——————

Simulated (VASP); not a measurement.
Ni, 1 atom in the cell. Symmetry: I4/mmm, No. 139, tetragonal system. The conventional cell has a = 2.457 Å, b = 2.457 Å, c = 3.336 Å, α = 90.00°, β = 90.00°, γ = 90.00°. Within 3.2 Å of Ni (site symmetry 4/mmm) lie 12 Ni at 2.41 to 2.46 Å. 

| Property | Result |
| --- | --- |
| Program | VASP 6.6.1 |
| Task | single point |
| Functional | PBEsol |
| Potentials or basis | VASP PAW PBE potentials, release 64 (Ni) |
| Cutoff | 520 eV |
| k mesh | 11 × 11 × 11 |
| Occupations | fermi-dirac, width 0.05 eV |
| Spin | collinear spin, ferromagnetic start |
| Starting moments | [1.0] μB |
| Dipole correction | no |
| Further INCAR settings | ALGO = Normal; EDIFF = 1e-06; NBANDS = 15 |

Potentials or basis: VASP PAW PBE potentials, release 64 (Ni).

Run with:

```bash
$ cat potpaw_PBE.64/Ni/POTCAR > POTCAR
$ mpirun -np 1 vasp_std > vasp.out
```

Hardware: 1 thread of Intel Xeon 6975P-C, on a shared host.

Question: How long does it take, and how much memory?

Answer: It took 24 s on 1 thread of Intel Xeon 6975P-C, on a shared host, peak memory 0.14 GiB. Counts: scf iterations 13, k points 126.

——————

• [EXERCISE]
Start at the first line of the entries above. Set down each line exactly through the one with "Ni, 1 atom in", and stop there.

• [ANSWER AREA]
Simulated (VASP); not a measurement.
Ni, 1 atom in the cell. Symmetry: I4/mmm, No. 139, tetragonal system. The conventional cell has a = 2.457 Å, b = 2.457 Å, c = 3.336 Å, α = 90.00°, β = 90.00°, γ = 90.00°. Within 3.2 Å of Ni (site symmetry 4/mmm) lie 12 Ni at 2.41 to 2.46 Å. 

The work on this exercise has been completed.